===

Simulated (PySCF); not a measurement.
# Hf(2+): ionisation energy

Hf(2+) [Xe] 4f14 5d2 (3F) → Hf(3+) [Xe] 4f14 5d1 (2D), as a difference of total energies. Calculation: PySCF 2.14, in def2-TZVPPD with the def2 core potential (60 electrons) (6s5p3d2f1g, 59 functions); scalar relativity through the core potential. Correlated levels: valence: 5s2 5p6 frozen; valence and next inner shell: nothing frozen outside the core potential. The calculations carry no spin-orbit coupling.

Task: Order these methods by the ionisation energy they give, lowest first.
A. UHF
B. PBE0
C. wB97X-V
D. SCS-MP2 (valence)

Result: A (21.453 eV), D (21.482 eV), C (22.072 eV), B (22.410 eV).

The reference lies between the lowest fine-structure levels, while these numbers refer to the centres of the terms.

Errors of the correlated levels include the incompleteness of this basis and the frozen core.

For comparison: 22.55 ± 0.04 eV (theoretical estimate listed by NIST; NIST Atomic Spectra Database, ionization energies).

===

▶ _Assigned task_
Which lines above run from the one containing "# Hf(2+): ionisation energy" down to the one containing "The reference lies"? Repeat exactly those, both ends included, and nothing else.

▶ _Task answer_
# Hf(2+): ionisation energy

Hf(2+) [Xe] 4f14 5d2 (3F) → Hf(3+) [Xe] 4f14 5d1 (2D), as a difference of total energies. Calculation: PySCF 2.14, in def2-TZVPPD with the def2 core potential (60 electrons) (6s5p3d2f1g, 59 functions); scalar relativity through the core potential. Correlated levels: valence: 5s2 5p6 frozen; valence and next inner shell: nothing frozen outside the core potential. The calculations carry no spin-orbit coupling.

Task: Order these methods by the ionisation energy they give, lowest first.
A. UHF
B. PBE0
C. wB97X-V
D. SCS-MP2 (valence)

Result: A (21.453 eV), D (21.482 eV), C (22.072 eV), B (22.410 eV).

The reference lies between the lowest fine-structure levels, while these numbers refer to the centres of the terms.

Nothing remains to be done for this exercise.